* DATA PROVIDED:
========

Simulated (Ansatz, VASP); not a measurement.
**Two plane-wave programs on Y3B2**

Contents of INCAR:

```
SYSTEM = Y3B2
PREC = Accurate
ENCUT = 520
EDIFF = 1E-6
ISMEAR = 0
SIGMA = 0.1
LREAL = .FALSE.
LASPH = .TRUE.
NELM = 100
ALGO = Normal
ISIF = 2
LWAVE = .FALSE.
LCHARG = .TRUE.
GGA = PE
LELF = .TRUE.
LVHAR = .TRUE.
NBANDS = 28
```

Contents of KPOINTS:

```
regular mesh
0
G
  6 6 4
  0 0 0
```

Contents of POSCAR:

========

* ACTION ITEM: Each line above needs to be written out again exactly.

* RESPONSE AREA:
Simulated (Ansatz, VASP); not a measurement.
**Two plane-wave programs on Y3B2**

Contents of INCAR:

```
SYSTEM = Y3B2
PREC = Accurate
ENCUT = 520
EDIFF = 1E-6
ISMEAR = 0
SIGMA = 0.1
LREAL = .FALSE.
LASPH = .TRUE.
NELM = 100
ALGO = Normal
ISIF = 2
LWAVE = .FALSE.
LCHARG = .TRUE.
GGA = PE
LELF = .TRUE.
LVHAR = .TRUE.
NBANDS = 28
```

Contents of KPOINTS:

```
regular mesh
0
G
  6 6 4
  0 0 0
```

Contents of POSCAR:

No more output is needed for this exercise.